Task item:
Would you reproduce the entries exactly, including every line?

Data under study:
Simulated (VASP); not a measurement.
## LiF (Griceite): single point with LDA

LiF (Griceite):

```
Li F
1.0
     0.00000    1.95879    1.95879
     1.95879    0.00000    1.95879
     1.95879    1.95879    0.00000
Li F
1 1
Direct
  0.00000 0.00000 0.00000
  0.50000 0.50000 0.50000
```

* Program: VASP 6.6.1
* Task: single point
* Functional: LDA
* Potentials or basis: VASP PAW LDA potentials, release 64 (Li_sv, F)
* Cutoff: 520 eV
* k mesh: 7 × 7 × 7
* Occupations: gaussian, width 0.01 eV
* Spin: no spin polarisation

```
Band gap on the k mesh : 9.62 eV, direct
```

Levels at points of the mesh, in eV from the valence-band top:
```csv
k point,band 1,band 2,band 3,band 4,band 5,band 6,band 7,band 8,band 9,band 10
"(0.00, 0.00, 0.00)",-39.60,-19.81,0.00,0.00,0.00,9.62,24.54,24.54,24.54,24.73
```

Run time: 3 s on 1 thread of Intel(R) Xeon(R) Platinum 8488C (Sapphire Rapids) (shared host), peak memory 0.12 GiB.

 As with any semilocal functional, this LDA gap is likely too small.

Response:
Simulated (VASP); not a measurement.
## LiF (Griceite): single point with LDA

LiF (Griceite):

```
Li F
1.0
     0.00000    1.95879    1.95879
     1.95879    0.00000    1.95879
     1.95879    1.95879    0.00000
Li F
1 1
Direct
  0.00000 0.00000 0.00000
  0.50000 0.50000 0.50000
```

* Program: VASP 6.6.1
* Task: single point
* Functional: LDA
* Potentials or basis: VASP PAW LDA potentials, release 64 (Li_sv, F)
* Cutoff: 520 eV
* k mesh: 7 × 7 × 7
* Occupations: gaussian, width 0.01 eV
* Spin: no spin polarisation

```
Band gap on the k mesh : 9.62 eV, direct
```

Levels at points of the mesh, in eV from the valence-band top:
```csv
k point,band 1,band 2,band 3,band 4,band 5,band 6,band 7,band 8,band 9,band 10
"(0.00, 0.00, 0.00)",-39.60,-19.81,0.00,0.00,0.00,9.62,24.54,24.54,24.54,24.73
```

Run time: 3 s on 1 thread of Intel(R) Xeon(R) Platinum 8488C (Sapphire Rapids) (shared host), peak memory 0.12 GiB.

 As with any semilocal functional, this LDA gap is likely too small.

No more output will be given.